Work item
Print the data that follows exactly.

Entries shown
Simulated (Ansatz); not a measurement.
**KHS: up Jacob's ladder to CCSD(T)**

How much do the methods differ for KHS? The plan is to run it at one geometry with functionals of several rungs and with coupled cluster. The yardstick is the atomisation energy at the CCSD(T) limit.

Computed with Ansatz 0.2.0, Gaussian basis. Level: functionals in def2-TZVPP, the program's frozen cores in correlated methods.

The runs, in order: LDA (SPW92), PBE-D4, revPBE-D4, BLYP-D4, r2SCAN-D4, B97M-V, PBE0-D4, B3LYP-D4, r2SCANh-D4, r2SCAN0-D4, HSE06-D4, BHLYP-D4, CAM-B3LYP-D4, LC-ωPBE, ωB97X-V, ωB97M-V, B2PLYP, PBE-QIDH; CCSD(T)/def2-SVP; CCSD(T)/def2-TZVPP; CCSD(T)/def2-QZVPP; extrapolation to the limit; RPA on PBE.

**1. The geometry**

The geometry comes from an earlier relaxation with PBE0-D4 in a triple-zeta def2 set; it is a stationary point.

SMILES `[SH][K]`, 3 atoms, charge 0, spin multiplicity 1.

Task result
Simulated (Ansatz); not a measurement.
**KHS: up Jacob's ladder to CCSD(T)**

How much do the methods differ for KHS? The plan is to run it at one geometry with functionals of several rungs and with coupled cluster. The yardstick is the atomisation energy at the CCSD(T) limit.

Computed with Ansatz 0.2.0, Gaussian basis. Level: functionals in def2-TZVPP, the program's frozen cores in correlated methods.

The runs, in order: LDA (SPW92), PBE-D4, revPBE-D4, BLYP-D4, r2SCAN-D4, B97M-V, PBE0-D4, B3LYP-D4, r2SCANh-D4, r2SCAN0-D4, HSE06-D4, BHLYP-D4, CAM-B3LYP-D4, LC-ωPBE, ωB97X-V, ωB97M-V, B2PLYP, PBE-QIDH; CCSD(T)/def2-SVP; CCSD(T)/def2-TZVPP; CCSD(T)/def2-QZVPP; extrapolation to the limit; RPA on PBE.

**1. The geometry**

The geometry comes from an earlier relaxation with PBE0-D4 in a triple-zeta def2 set; it is a stationary point.

SMILES `[SH][K]`, 3 atoms, charge 0, spin multiplicity 1.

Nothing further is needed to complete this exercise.